• **Task item**
Word for word, write out all of the data below.

====
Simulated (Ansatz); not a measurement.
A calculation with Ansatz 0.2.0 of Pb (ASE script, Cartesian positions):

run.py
====

• **Answer box**
Simulated (Ansatz); not a measurement.
A calculation with Ansatz 0.2.0 of Pb (ASE script, Cartesian positions):

run.py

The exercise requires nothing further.